__SUPPLIED DATA__
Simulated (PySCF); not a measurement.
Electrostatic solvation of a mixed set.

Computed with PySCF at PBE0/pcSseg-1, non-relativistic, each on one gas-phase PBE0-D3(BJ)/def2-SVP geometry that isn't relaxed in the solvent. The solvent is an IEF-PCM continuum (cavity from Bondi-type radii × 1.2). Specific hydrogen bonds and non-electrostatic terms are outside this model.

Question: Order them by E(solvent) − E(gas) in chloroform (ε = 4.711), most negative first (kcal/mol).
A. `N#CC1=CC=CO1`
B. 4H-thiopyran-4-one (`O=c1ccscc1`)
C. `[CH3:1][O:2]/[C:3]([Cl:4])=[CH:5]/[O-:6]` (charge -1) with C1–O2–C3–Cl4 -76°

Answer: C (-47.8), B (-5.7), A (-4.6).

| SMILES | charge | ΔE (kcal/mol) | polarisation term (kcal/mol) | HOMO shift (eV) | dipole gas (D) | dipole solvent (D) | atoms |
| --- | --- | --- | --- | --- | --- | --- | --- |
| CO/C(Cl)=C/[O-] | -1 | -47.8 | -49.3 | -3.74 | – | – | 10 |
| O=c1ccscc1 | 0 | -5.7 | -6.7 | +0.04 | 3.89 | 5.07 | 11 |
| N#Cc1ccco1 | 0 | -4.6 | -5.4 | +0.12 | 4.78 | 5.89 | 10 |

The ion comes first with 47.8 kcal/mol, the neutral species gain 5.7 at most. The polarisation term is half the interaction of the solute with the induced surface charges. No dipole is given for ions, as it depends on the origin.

__BRIEF__
From the opening line of the data above through the line that contains "5.89 | 10 |", please print each line as it stands and only those lines.

__EXERCISE ANSWER__
Simulated (PySCF); not a measurement.
Electrostatic solvation of a mixed set.

Computed with PySCF at PBE0/pcSseg-1, non-relativistic, each on one gas-phase PBE0-D3(BJ)/def2-SVP geometry that isn't relaxed in the solvent. The solvent is an IEF-PCM continuum (cavity from Bondi-type radii × 1.2). Specific hydrogen bonds and non-electrostatic terms are outside this model.

Question: Order them by E(solvent) − E(gas) in chloroform (ε = 4.711), most negative first (kcal/mol).
A. `N#CC1=CC=CO1`
B. 4H-thiopyran-4-one (`O=c1ccscc1`)
C. `[CH3:1][O:2]/[C:3]([Cl:4])=[CH:5]/[O-:6]` (charge -1) with C1–O2–C3–Cl4 -76°

Answer: C (-47.8), B (-5.7), A (-4.6).

| SMILES | charge | ΔE (kcal/mol) | polarisation term (kcal/mol) | HOMO shift (eV) | dipole gas (D) | dipole solvent (D) | atoms |
| --- | --- | --- | --- | --- | --- | --- | --- |
| CO/C(Cl)=C/[O-] | -1 | -47.8 | -49.3 | -3.74 | – | – | 10 |
| O=c1ccscc1 | 0 | -5.7 | -6.7 | +0.04 | 3.89 | 5.07 | 11 |
| N#Cc1ccco1 | 0 | -4.6 | -5.4 | +0.12 | 4.78 | 5.89 | 10 |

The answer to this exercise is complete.